-- Extracted data --
_ _ _ _

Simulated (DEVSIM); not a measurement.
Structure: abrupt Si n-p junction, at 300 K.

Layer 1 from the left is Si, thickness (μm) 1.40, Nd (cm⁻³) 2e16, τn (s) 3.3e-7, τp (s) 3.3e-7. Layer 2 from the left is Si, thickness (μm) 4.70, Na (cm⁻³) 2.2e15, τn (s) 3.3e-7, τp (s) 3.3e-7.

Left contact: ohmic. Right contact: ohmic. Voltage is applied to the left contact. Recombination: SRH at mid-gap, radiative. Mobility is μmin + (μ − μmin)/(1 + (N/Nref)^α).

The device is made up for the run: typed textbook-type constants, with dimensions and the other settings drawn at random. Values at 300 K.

_ _ _ _

An exact copy of all the entries is what's needed; write it out.

Simulated (DEVSIM); not a measurement.
Structure: abrupt Si n-p junction, at 300 K.

Layer 1 from the left is Si, thickness (μm) 1.40, Nd (cm⁻³) 2e16, τn (s) 3.3e-7, τp (s) 3.3e-7. Layer 2 from the left is Si, thickness (μm) 4.70, Na (cm⁻³) 2.2e15, τn (s) 3.3e-7, τp (s) 3.3e-7.

Left contact: ohmic. Right contact: ohmic. Voltage is applied to the left contact. Recombination: SRH at mid-gap, radiative. Mobility is μmin + (μ − μmin)/(1 + (N/Nref)^α).

The device is made up for the run: typed textbook-type constants, with dimensions and the other settings drawn at random. Values at 300 K.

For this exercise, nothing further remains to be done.